+++ Records shown +++

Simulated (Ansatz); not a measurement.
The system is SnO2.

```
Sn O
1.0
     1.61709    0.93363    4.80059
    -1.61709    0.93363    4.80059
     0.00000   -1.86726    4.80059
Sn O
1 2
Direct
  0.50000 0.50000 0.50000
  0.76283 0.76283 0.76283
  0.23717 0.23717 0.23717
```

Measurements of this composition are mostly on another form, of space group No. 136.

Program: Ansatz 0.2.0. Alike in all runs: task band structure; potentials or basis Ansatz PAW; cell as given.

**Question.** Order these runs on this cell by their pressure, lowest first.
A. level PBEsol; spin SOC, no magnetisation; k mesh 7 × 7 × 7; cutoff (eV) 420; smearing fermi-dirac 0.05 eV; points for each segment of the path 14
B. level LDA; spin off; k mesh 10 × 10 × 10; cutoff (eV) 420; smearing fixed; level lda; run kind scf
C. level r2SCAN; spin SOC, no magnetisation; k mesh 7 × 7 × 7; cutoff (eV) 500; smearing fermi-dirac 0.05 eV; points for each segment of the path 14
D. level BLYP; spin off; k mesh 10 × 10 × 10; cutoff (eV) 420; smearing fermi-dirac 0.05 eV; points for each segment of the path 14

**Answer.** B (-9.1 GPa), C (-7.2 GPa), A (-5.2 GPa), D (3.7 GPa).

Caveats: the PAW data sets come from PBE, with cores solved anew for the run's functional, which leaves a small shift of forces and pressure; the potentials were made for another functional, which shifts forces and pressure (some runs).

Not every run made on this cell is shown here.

+++

## Work item
Go through the material above and output exactly the lines from the one containing "A. level PBEsol;" through the one containing "Caveats: the PAW".

## Solution
A. level PBEsol; spin SOC, no magnetisation; k mesh 7 × 7 × 7; cutoff (eV) 420; smearing fermi-dirac 0.05 eV; points for each segment of the path 14
B. level LDA; spin off; k mesh 10 × 10 × 10; cutoff (eV) 420; smearing fixed; level lda; run kind scf
C. level r2SCAN; spin SOC, no magnetisation; k mesh 7 × 7 × 7; cutoff (eV) 500; smearing fermi-dirac 0.05 eV; points for each segment of the path 14
D. level BLYP; spin off; k mesh 10 × 10 × 10; cutoff (eV) 420; smearing fermi-dirac 0.05 eV; points for each segment of the path 14

**Answer.** B (-9.1 GPa), C (-7.2 GPa), A (-5.2 GPa), D (3.7 GPa).

Caveats: the PAW data sets come from PBE, with cores solved anew for the run's functional, which leaves a small shift of forces and pressure; the potentials were made for another functional, which shifts forces and pressure (some runs).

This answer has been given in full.